- _Work instruction_
The response must consist of all the records, retyped exactly.

- _Record extracts_
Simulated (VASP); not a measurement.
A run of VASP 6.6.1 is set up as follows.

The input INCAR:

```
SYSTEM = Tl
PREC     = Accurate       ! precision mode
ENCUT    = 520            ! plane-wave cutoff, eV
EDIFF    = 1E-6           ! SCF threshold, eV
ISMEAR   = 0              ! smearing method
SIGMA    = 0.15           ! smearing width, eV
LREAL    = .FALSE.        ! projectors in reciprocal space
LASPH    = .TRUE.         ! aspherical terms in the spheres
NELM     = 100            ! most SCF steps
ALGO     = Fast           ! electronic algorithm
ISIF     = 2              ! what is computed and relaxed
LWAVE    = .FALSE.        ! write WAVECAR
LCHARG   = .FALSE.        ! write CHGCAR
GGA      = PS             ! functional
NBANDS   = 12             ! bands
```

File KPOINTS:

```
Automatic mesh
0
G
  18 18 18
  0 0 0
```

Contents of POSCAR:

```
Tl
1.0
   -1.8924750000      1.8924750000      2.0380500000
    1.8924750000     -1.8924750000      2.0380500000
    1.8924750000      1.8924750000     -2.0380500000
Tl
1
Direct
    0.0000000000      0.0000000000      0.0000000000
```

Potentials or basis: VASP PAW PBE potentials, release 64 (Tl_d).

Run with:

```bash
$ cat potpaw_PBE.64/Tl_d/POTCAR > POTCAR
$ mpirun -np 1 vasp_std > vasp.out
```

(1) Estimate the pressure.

- _Written reply_
Simulated (VASP); not a measurement.
A run of VASP 6.6.1 is set up as follows.

The input INCAR:

```
SYSTEM = Tl
PREC     = Accurate       ! precision mode
ENCUT    = 520            ! plane-wave cutoff, eV
EDIFF    = 1E-6           ! SCF threshold, eV
ISMEAR   = 0              ! smearing method
SIGMA    = 0.15           ! smearing width, eV
LREAL    = .FALSE.        ! projectors in reciprocal space
LASPH    = .TRUE.         ! aspherical terms in the spheres
NELM     = 100            ! most SCF steps
ALGO     = Fast           ! electronic algorithm
ISIF     = 2              ! what is computed and relaxed
LWAVE    = .FALSE.        ! write WAVECAR
LCHARG   = .FALSE.        ! write CHGCAR
GGA      = PS             ! functional
NBANDS   = 12             ! bands
```

File KPOINTS:

```
Automatic mesh
0
G
  18 18 18
  0 0 0
```

Contents of POSCAR:

```
Tl
1.0
   -1.8924750000      1.8924750000      2.0380500000
    1.8924750000     -1.8924750000      2.0380500000
    1.8924750000      1.8924750000     -2.0380500000
Tl
1
Direct
    0.0000000000      0.0000000000      0.0000000000
```

Potentials or basis: VASP PAW PBE potentials, release 64 (Tl_d).

Run with:

```bash
$ cat potpaw_PBE.64/Tl_d/POTCAR > POTCAR
$ mpirun -np 1 vasp_std > vasp.out
```

(1) Estimate the pressure.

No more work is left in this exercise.